▶ [Provided data]
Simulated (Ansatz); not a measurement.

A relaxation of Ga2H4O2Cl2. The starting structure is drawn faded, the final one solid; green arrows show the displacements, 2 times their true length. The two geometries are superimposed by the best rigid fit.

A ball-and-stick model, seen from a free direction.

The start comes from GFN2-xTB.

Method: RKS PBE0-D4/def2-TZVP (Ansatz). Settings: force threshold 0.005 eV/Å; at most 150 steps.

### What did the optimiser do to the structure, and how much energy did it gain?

▶ [Work task] Would you write down every record again, exactly?

▶ [Written answer]
Simulated (Ansatz); not a measurement.

A relaxation of Ga2H4O2Cl2. The starting structure is drawn faded, the final one solid; green arrows show the displacements, 2 times their true length. The two geometries are superimposed by the best rigid fit.

A ball-and-stick model, seen from a free direction.

The start comes from GFN2-xTB.

Method: RKS PBE0-D4/def2-TZVP (Ansatz). Settings: force threshold 0.005 eV/Å; at most 150 steps.

### What did the optimiser do to the structure, and how much energy did it gain?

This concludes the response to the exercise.